From the first line to the last, give the data again exactly.

——————————

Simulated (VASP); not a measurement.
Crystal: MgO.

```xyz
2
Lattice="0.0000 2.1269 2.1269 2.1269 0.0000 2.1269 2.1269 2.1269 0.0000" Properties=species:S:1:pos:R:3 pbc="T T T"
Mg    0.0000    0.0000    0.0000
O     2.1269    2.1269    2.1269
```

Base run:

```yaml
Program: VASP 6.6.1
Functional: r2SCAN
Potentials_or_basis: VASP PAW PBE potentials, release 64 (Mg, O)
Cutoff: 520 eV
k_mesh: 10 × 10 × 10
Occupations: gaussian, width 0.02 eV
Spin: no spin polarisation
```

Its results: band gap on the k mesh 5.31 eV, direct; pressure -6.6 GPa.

——————————

> [WRITTEN SOLUTION]:
Simulated (VASP); not a measurement.
Crystal: MgO.

```xyz
2
Lattice="0.0000 2.1269 2.1269 2.1269 0.0000 2.1269 2.1269 2.1269 0.0000" Properties=species:S:1:pos:R:3 pbc="T T T"
Mg    0.0000    0.0000    0.0000
O     2.1269    2.1269    2.1269
```

Base run:

```yaml
Program: VASP 6.6.1
Functional: r2SCAN
Potentials_or_basis: VASP PAW PBE potentials, release 64 (Mg, O)
Cutoff: 520 eV
k_mesh: 10 × 10 × 10
Occupations: gaussian, width 0.02 eV
Spin: no spin polarisation
```

Its results: band gap on the k mesh 5.31 eV, direct; pressure -6.6 GPa.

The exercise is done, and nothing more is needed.